Print the listing below from its opening line through the line holding "Runs of VASP", both ends included.

***
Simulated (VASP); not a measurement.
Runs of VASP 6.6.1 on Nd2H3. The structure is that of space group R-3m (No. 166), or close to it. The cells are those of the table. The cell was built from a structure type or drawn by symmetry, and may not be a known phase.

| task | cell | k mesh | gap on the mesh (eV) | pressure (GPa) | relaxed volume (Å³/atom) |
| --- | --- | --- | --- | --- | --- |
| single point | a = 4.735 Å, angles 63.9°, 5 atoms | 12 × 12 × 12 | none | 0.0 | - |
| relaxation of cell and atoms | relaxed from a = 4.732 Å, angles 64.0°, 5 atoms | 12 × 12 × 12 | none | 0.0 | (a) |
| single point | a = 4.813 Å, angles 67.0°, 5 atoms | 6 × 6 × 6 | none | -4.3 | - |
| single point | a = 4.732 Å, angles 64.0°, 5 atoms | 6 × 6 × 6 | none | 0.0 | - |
***

- **Worked solution**:
Simulated (VASP); not a measurement.
Runs of VASP 6.6.1 on Nd2H3. The structure is that of space group R-3m (No. 166), or close to it. The cells are those of the table. The cell was built from a structure type or drawn by symmetry, and may not be a known phase.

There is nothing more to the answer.